(Beginning of Dataset records)
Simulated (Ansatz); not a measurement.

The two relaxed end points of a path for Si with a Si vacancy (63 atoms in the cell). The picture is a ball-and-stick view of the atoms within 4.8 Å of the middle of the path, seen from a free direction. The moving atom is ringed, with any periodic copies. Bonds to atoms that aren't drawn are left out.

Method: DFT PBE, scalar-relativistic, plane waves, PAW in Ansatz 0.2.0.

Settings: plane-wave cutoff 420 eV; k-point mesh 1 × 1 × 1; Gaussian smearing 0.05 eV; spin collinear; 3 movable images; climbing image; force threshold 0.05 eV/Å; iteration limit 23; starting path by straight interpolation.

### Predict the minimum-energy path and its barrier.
(End of Dataset records)

▸ Work order: Each record is to be restated word for word.

▸ Your response:
Simulated (Ansatz); not a measurement.

The two relaxed end points of a path for Si with a Si vacancy (63 atoms in the cell). The picture is a ball-and-stick view of the atoms within 4.8 Å of the middle of the path, seen from a free direction. The moving atom is ringed, with any periodic copies. Bonds to atoms that aren't drawn are left out.

Method: DFT PBE, scalar-relativistic, plane waves, PAW in Ansatz 0.2.0.

Settings: plane-wave cutoff 420 eV; k-point mesh 1 × 1 × 1; Gaussian smearing 0.05 eV; spin collinear; 3 movable images; climbing image; force threshold 0.05 eV/Å; iteration limit 23; starting path by straight interpolation.

### Predict the minimum-energy path and its barrier.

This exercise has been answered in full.